**Work task:** Each of the records below must be reproduced verbatim.

**Given data:**
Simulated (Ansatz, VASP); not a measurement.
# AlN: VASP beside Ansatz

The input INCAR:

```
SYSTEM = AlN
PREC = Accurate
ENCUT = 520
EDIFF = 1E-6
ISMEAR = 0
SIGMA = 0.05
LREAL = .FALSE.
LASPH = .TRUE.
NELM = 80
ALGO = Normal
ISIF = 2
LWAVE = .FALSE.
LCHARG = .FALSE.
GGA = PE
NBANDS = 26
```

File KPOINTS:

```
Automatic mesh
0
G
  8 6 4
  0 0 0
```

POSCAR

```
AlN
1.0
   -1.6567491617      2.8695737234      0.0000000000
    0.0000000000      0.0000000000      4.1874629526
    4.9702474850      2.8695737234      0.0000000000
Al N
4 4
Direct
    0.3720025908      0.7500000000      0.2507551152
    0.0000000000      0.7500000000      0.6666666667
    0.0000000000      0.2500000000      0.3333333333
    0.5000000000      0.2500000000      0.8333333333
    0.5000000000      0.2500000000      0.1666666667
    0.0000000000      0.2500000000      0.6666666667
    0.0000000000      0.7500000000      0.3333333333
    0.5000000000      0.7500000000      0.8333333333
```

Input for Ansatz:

**Exercise result:**
Simulated (Ansatz, VASP); not a measurement.
# AlN: VASP beside Ansatz

The input INCAR:

```
SYSTEM = AlN
PREC = Accurate
ENCUT = 520
EDIFF = 1E-6
ISMEAR = 0
SIGMA = 0.05
LREAL = .FALSE.
LASPH = .TRUE.
NELM = 80
ALGO = Normal
ISIF = 2
LWAVE = .FALSE.
LCHARG = .FALSE.
GGA = PE
NBANDS = 26
```

File KPOINTS:

```
Automatic mesh
0
G
  8 6 4
  0 0 0
```

POSCAR

```
AlN
1.0
   -1.6567491617      2.8695737234      0.0000000000
    0.0000000000      0.0000000000      4.1874629526
    4.9702474850      2.8695737234      0.0000000000
Al N
4 4
Direct
    0.3720025908      0.7500000000      0.2507551152
    0.0000000000      0.7500000000      0.6666666667
    0.0000000000      0.2500000000      0.3333333333
    0.5000000000      0.2500000000      0.8333333333
    0.5000000000      0.2500000000      0.1666666667
    0.0000000000      0.2500000000      0.6666666667
    0.0000000000      0.7500000000      0.3333333333
    0.5000000000      0.7500000000      0.8333333333
```

Input for Ansatz:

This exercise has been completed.